**ACTIVITY**.
Transcribe exactly the lines that begin the material and continue through the line containing "(GPa) | -0.16 |". Leave out whatever follows.

**EXTRACTED ENTRIES**.
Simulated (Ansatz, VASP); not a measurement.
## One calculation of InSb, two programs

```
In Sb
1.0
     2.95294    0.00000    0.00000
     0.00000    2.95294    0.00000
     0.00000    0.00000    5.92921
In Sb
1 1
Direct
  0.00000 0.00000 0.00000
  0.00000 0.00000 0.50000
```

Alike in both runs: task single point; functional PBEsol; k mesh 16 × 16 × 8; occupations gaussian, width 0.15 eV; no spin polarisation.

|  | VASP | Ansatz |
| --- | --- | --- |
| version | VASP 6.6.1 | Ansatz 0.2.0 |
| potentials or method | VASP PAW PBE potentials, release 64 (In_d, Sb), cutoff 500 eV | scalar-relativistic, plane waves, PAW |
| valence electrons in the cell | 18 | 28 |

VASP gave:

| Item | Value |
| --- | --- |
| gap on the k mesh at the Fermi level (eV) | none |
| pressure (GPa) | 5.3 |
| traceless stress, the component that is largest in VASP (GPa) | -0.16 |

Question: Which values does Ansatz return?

**EXPECTED ANSWER**.
Simulated (Ansatz, VASP); not a measurement.
## One calculation of InSb, two programs

```
In Sb
1.0
     2.95294    0.00000    0.00000
     0.00000    2.95294    0.00000
     0.00000    0.00000    5.92921
In Sb
1 1
Direct
  0.00000 0.00000 0.00000
  0.00000 0.00000 0.50000
```

Alike in both runs: task single point; functional PBEsol; k mesh 16 × 16 × 8; occupations gaussian, width 0.15 eV; no spin polarisation.

|  | VASP | Ansatz |
| --- | --- | --- |
| version | VASP 6.6.1 | Ansatz 0.2.0 |
| potentials or method | VASP PAW PBE potentials, release 64 (In_d, Sb), cutoff 500 eV | scalar-relativistic, plane waves, PAW |
| valence electrons in the cell | 18 | 28 |

VASP gave:

| Item | Value |
| --- | --- |
| gap on the k mesh at the Fermi level (eV) | none |
| pressure (GPa) | 5.3 |
| traceless stress, the component that is largest in VASP (GPa) | -0.16 |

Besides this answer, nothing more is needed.